*** DATASET RECORDS Section Begins ***

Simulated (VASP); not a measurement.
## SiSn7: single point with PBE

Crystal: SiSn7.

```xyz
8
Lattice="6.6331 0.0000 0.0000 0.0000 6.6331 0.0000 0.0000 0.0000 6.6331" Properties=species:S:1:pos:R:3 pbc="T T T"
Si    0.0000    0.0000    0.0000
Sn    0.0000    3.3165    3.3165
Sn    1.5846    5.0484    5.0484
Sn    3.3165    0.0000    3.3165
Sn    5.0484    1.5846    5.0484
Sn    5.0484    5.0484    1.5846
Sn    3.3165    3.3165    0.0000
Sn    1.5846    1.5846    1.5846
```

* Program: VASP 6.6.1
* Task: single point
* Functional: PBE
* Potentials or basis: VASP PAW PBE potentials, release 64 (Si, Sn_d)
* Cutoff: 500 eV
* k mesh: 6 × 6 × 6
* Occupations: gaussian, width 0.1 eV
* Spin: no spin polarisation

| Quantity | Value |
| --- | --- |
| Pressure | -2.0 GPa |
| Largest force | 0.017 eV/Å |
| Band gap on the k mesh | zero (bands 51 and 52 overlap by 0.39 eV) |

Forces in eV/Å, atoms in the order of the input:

*** DATASET RECORDS Section Ends ***

## BRIEF
Write the records out once more, exactly as shown.

## WRITTEN ANSWER
Simulated (VASP); not a measurement.
## SiSn7: single point with PBE

Crystal: SiSn7.

```xyz
8
Lattice="6.6331 0.0000 0.0000 0.0000 6.6331 0.0000 0.0000 0.0000 6.6331" Properties=species:S:1:pos:R:3 pbc="T T T"
Si    0.0000    0.0000    0.0000
Sn    0.0000    3.3165    3.3165
Sn    1.5846    5.0484    5.0484
Sn    3.3165    0.0000    3.3165
Sn    5.0484    1.5846    5.0484
Sn    5.0484    5.0484    1.5846
Sn    3.3165    3.3165    0.0000
Sn    1.5846    1.5846    1.5846
```

* Program: VASP 6.6.1
* Task: single point
* Functional: PBE
* Potentials or basis: VASP PAW PBE potentials, release 64 (Si, Sn_d)
* Cutoff: 500 eV
* k mesh: 6 × 6 × 6
* Occupations: gaussian, width 0.1 eV
* Spin: no spin polarisation

| Quantity | Value |
| --- | --- |
| Pressure | -2.0 GPa |
| Largest force | 0.017 eV/Å |
| Band gap on the k mesh | zero (bands 51 and 52 overlap by 0.39 eV) |

Forces in eV/Å, atoms in the order of the input:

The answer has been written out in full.